### Work item
Take the records below and retype them line by line, from the first line through the one containing "The numbers come"; stop there.

### Supplied records
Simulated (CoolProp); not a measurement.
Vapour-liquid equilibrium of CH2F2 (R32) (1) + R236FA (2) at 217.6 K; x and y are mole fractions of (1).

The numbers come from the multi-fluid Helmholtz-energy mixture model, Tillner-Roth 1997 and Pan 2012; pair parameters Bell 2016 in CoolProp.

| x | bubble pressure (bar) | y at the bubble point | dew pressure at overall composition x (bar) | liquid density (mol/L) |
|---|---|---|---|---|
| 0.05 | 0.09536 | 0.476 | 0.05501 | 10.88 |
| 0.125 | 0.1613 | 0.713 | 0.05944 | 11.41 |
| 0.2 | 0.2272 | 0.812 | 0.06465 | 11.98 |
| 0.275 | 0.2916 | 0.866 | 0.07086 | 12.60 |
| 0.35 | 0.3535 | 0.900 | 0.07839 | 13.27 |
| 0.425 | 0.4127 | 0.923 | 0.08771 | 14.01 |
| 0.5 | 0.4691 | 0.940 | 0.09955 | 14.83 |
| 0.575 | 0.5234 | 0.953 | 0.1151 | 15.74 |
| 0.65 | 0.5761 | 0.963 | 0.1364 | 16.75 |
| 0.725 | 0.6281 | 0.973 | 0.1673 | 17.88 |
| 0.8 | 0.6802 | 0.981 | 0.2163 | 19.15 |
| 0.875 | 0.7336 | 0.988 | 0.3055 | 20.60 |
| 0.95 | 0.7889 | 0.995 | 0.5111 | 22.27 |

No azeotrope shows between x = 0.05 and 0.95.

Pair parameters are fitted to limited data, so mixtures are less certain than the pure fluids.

### Answer box
Simulated (CoolProp); not a measurement.
Vapour-liquid equilibrium of CH2F2 (R32) (1) + R236FA (2) at 217.6 K; x and y are mole fractions of (1).

The numbers come from the multi-fluid Helmholtz-energy mixture model, Tillner-Roth 1997 and Pan 2012; pair parameters Bell 2016 in CoolProp.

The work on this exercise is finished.